## DATASET ENTRIES
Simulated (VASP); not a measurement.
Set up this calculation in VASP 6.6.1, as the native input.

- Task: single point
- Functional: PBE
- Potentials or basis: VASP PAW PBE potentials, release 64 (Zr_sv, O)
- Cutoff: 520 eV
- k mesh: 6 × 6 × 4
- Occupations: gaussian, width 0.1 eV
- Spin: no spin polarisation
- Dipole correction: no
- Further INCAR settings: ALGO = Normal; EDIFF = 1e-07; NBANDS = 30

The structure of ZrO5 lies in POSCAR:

## REQUIREMENT
Retype the records above exactly.

## ANSWER SECTION
Simulated (VASP); not a measurement.
Set up this calculation in VASP 6.6.1, as the native input.

- Task: single point
- Functional: PBE
- Potentials or basis: VASP PAW PBE potentials, release 64 (Zr_sv, O)
- Cutoff: 520 eV
- k mesh: 6 × 6 × 4
- Occupations: gaussian, width 0.1 eV
- Spin: no spin polarisation
- Dipole correction: no
- Further INCAR settings: ALGO = Normal; EDIFF = 1e-07; NBANDS = 30

The structure of ZrO5 lies in POSCAR:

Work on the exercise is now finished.